Work request
The line with "- Spectrum 4", the line with "- Spectrum 5", and all lines between them in the material below: return these exactly, and no others.

Recorded information
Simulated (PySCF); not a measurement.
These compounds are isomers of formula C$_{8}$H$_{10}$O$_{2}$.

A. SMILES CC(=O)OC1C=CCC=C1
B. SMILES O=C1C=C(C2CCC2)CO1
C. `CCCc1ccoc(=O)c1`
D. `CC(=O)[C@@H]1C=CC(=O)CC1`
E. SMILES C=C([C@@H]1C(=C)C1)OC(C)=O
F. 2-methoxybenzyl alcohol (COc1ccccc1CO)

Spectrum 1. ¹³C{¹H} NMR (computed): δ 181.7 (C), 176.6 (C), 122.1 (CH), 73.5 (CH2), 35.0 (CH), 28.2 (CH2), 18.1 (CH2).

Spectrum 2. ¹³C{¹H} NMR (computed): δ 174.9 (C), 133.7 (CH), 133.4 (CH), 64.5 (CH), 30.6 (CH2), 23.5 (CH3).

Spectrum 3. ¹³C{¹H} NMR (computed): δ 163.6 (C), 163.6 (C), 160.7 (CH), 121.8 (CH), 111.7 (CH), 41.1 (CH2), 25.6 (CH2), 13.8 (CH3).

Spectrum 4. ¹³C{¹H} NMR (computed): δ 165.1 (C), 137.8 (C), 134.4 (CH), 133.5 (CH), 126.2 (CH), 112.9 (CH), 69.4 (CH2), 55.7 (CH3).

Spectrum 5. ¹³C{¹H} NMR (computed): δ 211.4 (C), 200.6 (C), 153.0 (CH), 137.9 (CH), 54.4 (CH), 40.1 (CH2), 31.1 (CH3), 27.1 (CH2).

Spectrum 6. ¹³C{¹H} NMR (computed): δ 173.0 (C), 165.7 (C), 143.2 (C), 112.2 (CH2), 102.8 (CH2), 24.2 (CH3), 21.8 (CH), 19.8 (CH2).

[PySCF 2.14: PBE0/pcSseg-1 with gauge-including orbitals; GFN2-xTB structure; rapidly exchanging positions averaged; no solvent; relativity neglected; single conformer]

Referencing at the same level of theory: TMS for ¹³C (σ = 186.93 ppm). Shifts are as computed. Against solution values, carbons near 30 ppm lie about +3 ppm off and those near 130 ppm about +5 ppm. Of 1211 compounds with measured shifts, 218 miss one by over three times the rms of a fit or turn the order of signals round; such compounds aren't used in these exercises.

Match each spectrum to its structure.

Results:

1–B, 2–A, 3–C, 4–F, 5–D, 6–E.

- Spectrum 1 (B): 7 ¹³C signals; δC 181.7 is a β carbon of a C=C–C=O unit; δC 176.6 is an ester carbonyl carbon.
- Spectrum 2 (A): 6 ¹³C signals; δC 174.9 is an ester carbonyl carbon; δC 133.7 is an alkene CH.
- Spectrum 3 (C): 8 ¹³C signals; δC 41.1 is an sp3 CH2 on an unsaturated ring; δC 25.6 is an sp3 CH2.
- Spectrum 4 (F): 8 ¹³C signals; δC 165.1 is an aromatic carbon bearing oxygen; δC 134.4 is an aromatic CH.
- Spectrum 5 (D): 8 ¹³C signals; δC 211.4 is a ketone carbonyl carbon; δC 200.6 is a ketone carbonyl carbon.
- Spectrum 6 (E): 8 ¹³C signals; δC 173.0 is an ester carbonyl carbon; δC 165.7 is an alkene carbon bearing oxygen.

Your solution
- Spectrum 4 (F): 8 ¹³C signals; δC 165.1 is an aromatic carbon bearing oxygen; δC 134.4 is an aromatic CH.
- Spectrum 5 (D): 8 ¹³C signals; δC 211.4 is a ketone carbonyl carbon; δC 200.6 is a ketone carbonyl carbon.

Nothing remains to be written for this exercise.